Brief:
Output nothing but the lines from the first line of the entries to the line with "Processor: Intel(R) Xeon(R)", inclusive, exactly as they read.

Data listing:
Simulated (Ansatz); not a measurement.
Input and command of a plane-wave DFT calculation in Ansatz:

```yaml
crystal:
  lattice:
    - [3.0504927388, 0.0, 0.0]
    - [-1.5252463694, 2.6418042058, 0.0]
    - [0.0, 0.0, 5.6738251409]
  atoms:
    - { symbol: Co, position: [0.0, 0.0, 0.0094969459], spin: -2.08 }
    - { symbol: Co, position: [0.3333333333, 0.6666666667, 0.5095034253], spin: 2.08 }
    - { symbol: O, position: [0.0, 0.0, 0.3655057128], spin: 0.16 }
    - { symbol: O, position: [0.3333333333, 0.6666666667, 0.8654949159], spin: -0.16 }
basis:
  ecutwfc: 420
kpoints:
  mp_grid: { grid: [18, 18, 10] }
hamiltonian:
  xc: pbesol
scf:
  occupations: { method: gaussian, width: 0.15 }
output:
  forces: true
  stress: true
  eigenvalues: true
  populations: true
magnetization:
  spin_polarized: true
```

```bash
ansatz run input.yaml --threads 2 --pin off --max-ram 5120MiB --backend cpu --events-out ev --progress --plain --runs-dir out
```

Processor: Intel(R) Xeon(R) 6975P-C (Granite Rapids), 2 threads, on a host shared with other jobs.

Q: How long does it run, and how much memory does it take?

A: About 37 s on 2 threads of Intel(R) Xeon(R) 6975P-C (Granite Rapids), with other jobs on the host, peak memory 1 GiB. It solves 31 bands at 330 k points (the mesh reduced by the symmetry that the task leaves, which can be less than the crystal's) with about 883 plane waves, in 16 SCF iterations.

Exercise solution:
Simulated (Ansatz); not a measurement.
Input and command of a plane-wave DFT calculation in Ansatz:

```yaml
crystal:
  lattice:
    - [3.0504927388, 0.0, 0.0]
    - [-1.5252463694, 2.6418042058, 0.0]
    - [0.0, 0.0, 5.6738251409]
  atoms:
    - { symbol: Co, position: [0.0, 0.0, 0.0094969459], spin: -2.08 }
    - { symbol: Co, position: [0.3333333333, 0.6666666667, 0.5095034253], spin: 2.08 }
    - { symbol: O, position: [0.0, 0.0, 0.3655057128], spin: 0.16 }
    - { symbol: O, position: [0.3333333333, 0.6666666667, 0.8654949159], spin: -0.16 }
basis:
  ecutwfc: 420
kpoints:
  mp_grid: { grid: [18, 18, 10] }
hamiltonian:
  xc: pbesol
scf:
  occupations: { method: gaussian, width: 0.15 }
output:
  forces: true
  stress: true
  eigenvalues: true
  populations: true
magnetization:
  spin_polarized: true
```

```bash
ansatz run input.yaml --threads 2 --pin off --max-ram 5120MiB --backend cpu --events-out ev --progress --plain --runs-dir out
```

Processor: Intel(R) Xeon(R) 6975P-C (Granite Rapids), 2 threads, on a host shared with other jobs.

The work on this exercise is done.